▶ **WORK ITEM**
The full listing, start to finish: write it out again exactly.

▶ **PROVIDED DATA**
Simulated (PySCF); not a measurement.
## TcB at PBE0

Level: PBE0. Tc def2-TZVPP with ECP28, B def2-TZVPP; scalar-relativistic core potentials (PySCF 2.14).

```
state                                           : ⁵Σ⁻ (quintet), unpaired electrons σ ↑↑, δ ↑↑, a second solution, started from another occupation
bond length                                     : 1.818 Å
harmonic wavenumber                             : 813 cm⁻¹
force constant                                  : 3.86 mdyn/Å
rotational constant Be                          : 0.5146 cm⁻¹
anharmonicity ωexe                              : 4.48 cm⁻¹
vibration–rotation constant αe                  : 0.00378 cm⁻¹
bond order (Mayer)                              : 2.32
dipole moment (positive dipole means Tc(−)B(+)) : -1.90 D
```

▶ **RESPONSE BOX**
Simulated (PySCF); not a measurement.
## TcB at PBE0

Level: PBE0. Tc def2-TZVPP with ECP28, B def2-TZVPP; scalar-relativistic core potentials (PySCF 2.14).

```
state                                           : ⁵Σ⁻ (quintet), unpaired electrons σ ↑↑, δ ↑↑, a second solution, started from another occupation
bond length                                     : 1.818 Å
harmonic wavenumber                             : 813 cm⁻¹
force constant                                  : 3.86 mdyn/Å
rotational constant Be                          : 0.5146 cm⁻¹
anharmonicity ωexe                              : 4.48 cm⁻¹
vibration–rotation constant αe                  : 0.00378 cm⁻¹
bond order (Mayer)                              : 2.32
dipole moment (positive dipole means Tc(−)B(+)) : -1.90 D
```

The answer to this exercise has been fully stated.